**Data:**
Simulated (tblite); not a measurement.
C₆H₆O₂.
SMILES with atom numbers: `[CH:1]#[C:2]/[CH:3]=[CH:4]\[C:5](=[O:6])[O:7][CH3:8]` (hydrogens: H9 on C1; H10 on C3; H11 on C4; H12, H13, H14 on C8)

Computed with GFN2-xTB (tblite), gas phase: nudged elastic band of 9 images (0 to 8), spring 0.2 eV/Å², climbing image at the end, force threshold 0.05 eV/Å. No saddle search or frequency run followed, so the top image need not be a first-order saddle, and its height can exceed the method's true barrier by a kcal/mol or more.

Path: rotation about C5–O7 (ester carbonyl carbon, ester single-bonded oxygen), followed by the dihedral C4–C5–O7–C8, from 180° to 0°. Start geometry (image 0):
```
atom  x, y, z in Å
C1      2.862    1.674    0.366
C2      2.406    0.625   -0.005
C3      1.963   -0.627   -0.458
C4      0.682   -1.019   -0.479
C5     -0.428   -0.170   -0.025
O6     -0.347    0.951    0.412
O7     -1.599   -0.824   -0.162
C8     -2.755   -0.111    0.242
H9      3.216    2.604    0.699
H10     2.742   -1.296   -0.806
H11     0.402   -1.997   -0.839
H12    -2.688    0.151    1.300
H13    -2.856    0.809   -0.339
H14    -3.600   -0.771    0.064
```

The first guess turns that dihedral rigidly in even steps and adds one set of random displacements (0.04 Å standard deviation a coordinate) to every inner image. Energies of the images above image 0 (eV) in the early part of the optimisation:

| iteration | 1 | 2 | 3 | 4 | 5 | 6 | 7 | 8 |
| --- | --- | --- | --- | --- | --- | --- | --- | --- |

**Work task:** The answer must be every record above, repeated exactly as written.

**Exercise answer:**
Simulated (tblite); not a measurement.
C₆H₆O₂.
SMILES with atom numbers: `[CH:1]#[C:2]/[CH:3]=[CH:4]\[C:5](=[O:6])[O:7][CH3:8]` (hydrogens: H9 on C1; H10 on C3; H11 on C4; H12, H13, H14 on C8)

Computed with GFN2-xTB (tblite), gas phase: nudged elastic band of 9 images (0 to 8), spring 0.2 eV/Å², climbing image at the end, force threshold 0.05 eV/Å. No saddle search or frequency run followed, so the top image need not be a first-order saddle, and its height can exceed the method's true barrier by a kcal/mol or more.

Path: rotation about C5–O7 (ester carbonyl carbon, ester single-bonded oxygen), followed by the dihedral C4–C5–O7–C8, from 180° to 0°. Start geometry (image 0):
```
atom  x, y, z in Å
C1      2.862    1.674    0.366
C2      2.406    0.625   -0.005
C3      1.963   -0.627   -0.458
C4      0.682   -1.019   -0.479
C5     -0.428   -0.170   -0.025
O6     -0.347    0.951    0.412
O7     -1.599   -0.824   -0.162
C8     -2.755   -0.111    0.242
H9      3.216    2.604    0.699
H10     2.742   -1.296   -0.806
H11     0.402   -1.997   -0.839
H12    -2.688    0.151    1.300
H13    -2.856    0.809   -0.339
H14    -3.600   -0.771    0.064
```

The first guess turns that dihedral rigidly in even steps and adds one set of random displacements (0.04 Å standard deviation a coordinate) to every inner image. Energies of the images above image 0 (eV) in the early part of the optimisation:

| iteration | 1 | 2 | 3 | 4 | 5 | 6 | 7 | 8 |
| --- | --- | --- | --- | --- | --- | --- | --- | --- |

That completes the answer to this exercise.